> **WORK ORDER**
Down to the last line, output the records below exactly.

> **INFORMATION GIVEN**
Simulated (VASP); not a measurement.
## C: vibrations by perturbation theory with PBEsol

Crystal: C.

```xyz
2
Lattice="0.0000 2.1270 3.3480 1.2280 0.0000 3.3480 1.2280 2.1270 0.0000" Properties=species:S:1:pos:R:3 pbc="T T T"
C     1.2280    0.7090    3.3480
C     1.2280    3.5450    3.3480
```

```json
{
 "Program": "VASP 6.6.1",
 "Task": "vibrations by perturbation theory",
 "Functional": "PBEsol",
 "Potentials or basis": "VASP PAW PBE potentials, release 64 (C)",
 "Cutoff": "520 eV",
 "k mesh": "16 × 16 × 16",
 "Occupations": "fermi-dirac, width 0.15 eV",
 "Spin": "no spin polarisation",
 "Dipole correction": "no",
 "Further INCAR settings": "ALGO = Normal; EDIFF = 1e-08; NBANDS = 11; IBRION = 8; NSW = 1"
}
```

> **TASK RESULT**
Simulated (VASP); not a measurement.
## C: vibrations by perturbation theory with PBEsol

Crystal: C.

```xyz
2
Lattice="0.0000 2.1270 3.3480 1.2280 0.0000 3.3480 1.2280 2.1270 0.0000" Properties=species:S:1:pos:R:3 pbc="T T T"
C     1.2280    0.7090    3.3480
C     1.2280    3.5450    3.3480
```

```json
{
 "Program": "VASP 6.6.1",
 "Task": "vibrations by perturbation theory",
 "Functional": "PBEsol",
 "Potentials or basis": "VASP PAW PBE potentials, release 64 (C)",
 "Cutoff": "520 eV",
 "k mesh": "16 × 16 × 16",
 "Occupations": "fermi-dirac, width 0.15 eV",
 "Spin": "no spin polarisation",
 "Dipole correction": "no",
 "Further INCAR settings": "ALGO = Normal; EDIFF = 1e-08; NBANDS = 11; IBRION = 8; NSW = 1"
}
```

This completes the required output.